# Activity
From the listing below, output only the lines starting at the line that has "(Pb_d, Te) |" and ending at the line that has "Its results: band", exactly as they appear, ends included.

━━━━━━━━━━━━━━━━━━━━━━━━━━━━━━
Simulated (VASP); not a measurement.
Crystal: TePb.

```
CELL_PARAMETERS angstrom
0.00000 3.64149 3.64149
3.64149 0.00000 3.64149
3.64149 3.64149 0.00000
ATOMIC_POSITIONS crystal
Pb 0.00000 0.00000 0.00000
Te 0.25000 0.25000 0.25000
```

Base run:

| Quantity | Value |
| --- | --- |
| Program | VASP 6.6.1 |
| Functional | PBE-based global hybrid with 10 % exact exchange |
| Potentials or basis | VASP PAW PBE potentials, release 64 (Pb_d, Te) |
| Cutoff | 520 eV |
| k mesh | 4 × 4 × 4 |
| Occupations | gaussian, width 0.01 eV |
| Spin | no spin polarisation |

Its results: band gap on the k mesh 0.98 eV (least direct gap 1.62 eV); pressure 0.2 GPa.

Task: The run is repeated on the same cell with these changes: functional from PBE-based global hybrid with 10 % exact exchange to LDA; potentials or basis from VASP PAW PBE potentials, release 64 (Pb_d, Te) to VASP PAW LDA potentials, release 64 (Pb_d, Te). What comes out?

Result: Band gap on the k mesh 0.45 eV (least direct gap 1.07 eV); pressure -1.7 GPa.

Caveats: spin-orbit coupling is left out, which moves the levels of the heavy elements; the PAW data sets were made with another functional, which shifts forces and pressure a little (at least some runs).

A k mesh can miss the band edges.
━━━━━━━━━━━━━━━━━━━━━━━━━━━━━━

# Exercise response
| Potentials or basis | VASP PAW PBE potentials, release 64 (Pb_d, Te) |
| Cutoff | 520 eV |
| k mesh | 4 × 4 × 4 |
| Occupations | gaussian, width 0.01 eV |
| Spin | no spin polarisation |

Its results: band gap on the k mesh 0.98 eV (least direct gap 1.62 eV); pressure 0.2 GPa.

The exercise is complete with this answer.